INPUT DATA:
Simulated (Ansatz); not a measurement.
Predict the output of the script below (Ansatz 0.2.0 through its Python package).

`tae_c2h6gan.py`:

ACTIVITY:
Repeat each entry exactly.

WRITTEN SOLUTION:
Simulated (Ansatz); not a measurement.
Predict the output of the script below (Ansatz 0.2.0 through its Python package).

`tae_c2h6gan.py`:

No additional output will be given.